### [ASSIGNED TASK]
Only the lines below, from the one with "C) M06-2X/def2-TZVPPD" through the one with "D) BLYP/def2-TZVPPD", are to be written out, exactly.

◇ ◇ ◇ ◇ ◇ ◇ ◇
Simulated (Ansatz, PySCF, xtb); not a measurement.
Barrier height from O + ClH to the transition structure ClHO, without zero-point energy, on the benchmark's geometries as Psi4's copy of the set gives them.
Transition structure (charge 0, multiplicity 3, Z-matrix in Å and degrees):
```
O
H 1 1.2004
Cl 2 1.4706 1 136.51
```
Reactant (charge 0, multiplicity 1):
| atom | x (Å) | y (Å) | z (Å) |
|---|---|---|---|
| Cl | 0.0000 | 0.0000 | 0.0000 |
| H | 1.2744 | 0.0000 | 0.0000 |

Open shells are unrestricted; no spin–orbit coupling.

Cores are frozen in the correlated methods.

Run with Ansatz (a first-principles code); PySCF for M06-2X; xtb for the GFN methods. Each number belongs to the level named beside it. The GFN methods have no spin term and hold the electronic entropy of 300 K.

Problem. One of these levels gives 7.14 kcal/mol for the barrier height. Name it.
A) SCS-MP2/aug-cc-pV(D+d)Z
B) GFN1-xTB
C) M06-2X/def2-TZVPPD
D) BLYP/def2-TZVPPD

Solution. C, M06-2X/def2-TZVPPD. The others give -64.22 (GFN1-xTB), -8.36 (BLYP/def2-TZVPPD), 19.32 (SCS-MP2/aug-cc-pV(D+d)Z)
◇ ◇ ◇ ◇ ◇ ◇ ◇

### [WRITTEN REPLY]
C) M06-2X/def2-TZVPPD
D) BLYP/def2-TZVPPD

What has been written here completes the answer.